◆ ◆ ◆ ◆ ◆
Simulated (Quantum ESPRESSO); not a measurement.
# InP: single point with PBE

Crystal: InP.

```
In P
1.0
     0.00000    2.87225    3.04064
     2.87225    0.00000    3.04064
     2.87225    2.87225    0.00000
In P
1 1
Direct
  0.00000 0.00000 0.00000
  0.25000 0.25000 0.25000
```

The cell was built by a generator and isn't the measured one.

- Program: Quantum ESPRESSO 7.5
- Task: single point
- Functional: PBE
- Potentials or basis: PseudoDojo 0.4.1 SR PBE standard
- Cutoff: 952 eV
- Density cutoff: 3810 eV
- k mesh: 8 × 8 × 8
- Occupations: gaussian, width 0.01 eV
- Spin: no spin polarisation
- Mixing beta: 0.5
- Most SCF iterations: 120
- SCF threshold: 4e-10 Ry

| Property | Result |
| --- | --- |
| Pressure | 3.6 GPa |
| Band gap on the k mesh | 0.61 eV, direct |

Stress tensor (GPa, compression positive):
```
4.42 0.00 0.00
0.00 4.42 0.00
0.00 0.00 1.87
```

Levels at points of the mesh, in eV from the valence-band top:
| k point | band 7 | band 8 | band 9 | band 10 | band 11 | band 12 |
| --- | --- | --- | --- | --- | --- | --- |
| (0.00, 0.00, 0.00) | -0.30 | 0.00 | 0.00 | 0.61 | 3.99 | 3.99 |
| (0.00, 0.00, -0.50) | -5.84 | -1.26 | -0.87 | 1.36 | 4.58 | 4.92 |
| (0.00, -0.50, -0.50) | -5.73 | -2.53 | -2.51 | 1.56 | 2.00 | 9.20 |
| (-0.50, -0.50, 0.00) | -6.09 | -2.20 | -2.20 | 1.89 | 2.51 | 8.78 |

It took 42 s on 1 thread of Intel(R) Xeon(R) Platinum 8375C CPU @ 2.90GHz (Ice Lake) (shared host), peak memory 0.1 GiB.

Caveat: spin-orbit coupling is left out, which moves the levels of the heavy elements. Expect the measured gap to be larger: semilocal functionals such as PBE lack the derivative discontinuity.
◆ ◆ ◆ ◆ ◆

Work task: Using the data above, extract exactly the lines from the one that holds "- SCF threshold: 4e-10 Ry" to the one that holds "It took 42 s", both ends included, and no others.

Task output:
- SCF threshold: 4e-10 Ry

| Property | Result |
| --- | --- |
| Pressure | 3.6 GPa |
| Band gap on the k mesh | 0.61 eV, direct |

Stress tensor (GPa, compression positive):
```
4.42 0.00 0.00
0.00 4.42 0.00
0.00 0.00 1.87
```

Levels at points of the mesh, in eV from the valence-band top:
| k point | band 7 | band 8 | band 9 | band 10 | band 11 | band 12 |
| --- | --- | --- | --- | --- | --- | --- |
| (0.00, 0.00, 0.00) | -0.30 | 0.00 | 0.00 | 0.61 | 3.99 | 3.99 |
| (0.00, 0.00, -0.50) | -5.84 | -1.26 | -0.87 | 1.36 | 4.58 | 4.92 |
| (0.00, -0.50, -0.50) | -5.73 | -2.53 | -2.51 | 1.56 | 2.00 | 9.20 |
| (-0.50, -0.50, 0.00) | -6.09 | -2.20 | -2.20 | 1.89 | 2.51 | 8.78 |

It took 42 s on 1 thread of Intel(R) Xeon(R) Platinum 8375C CPU @ 2.90GHz (Ice Lake) (shared host), peak memory 0.1 GiB.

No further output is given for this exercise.